*Action item*. What you return must be an exact copy of the lines in the listing below between the line holding "Question: What shifts" and the line holding "Question: Which carbons", inclusive, and nothing more.

*Entries shown*.
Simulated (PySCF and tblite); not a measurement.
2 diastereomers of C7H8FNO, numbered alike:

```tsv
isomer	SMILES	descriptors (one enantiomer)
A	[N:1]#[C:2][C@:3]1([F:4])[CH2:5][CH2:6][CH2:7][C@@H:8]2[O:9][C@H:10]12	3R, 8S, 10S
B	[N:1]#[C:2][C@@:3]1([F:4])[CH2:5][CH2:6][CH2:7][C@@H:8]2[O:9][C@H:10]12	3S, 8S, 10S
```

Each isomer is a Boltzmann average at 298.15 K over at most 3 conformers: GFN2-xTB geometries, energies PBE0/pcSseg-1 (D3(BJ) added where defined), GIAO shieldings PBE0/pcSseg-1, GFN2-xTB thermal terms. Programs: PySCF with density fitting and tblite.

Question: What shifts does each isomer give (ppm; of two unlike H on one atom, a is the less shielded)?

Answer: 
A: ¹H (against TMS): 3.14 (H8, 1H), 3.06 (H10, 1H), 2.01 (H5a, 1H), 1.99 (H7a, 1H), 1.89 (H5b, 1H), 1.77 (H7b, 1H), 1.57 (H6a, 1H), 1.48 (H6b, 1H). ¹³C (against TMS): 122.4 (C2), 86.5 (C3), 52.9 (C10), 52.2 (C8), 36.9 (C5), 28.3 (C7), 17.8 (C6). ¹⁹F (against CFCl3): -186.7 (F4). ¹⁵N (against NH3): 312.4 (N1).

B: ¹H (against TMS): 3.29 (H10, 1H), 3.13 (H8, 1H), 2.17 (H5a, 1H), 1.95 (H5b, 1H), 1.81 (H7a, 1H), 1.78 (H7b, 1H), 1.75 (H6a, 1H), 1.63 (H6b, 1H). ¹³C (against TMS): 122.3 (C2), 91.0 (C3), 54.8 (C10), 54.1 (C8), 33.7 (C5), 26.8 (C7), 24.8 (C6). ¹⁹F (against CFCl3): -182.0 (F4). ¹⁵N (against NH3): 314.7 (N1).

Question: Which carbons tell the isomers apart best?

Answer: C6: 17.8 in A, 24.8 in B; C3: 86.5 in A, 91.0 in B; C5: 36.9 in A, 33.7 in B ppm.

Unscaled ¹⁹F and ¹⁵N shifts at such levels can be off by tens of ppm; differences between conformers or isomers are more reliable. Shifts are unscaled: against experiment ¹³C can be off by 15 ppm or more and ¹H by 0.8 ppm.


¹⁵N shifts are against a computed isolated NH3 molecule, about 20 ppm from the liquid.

*Answer area*.
Question: What shifts does each isomer give (ppm; of two unlike H on one atom, a is the less shielded)?

Answer: 
A: ¹H (against TMS): 3.14 (H8, 1H), 3.06 (H10, 1H), 2.01 (H5a, 1H), 1.99 (H7a, 1H), 1.89 (H5b, 1H), 1.77 (H7b, 1H), 1.57 (H6a, 1H), 1.48 (H6b, 1H). ¹³C (against TMS): 122.4 (C2), 86.5 (C3), 52.9 (C10), 52.2 (C8), 36.9 (C5), 28.3 (C7), 17.8 (C6). ¹⁹F (against CFCl3): -186.7 (F4). ¹⁵N (against NH3): 312.4 (N1).

B: ¹H (against TMS): 3.29 (H10, 1H), 3.13 (H8, 1H), 2.17 (H5a, 1H), 1.95 (H5b, 1H), 1.81 (H7a, 1H), 1.78 (H7b, 1H), 1.75 (H6a, 1H), 1.63 (H6b, 1H). ¹³C (against TMS): 122.3 (C2), 91.0 (C3), 54.8 (C10), 54.1 (C8), 33.7 (C5), 26.8 (C7), 24.8 (C6). ¹⁹F (against CFCl3): -182.0 (F4). ¹⁵N (against NH3): 314.7 (N1).

Question: Which carbons tell the isomers apart best?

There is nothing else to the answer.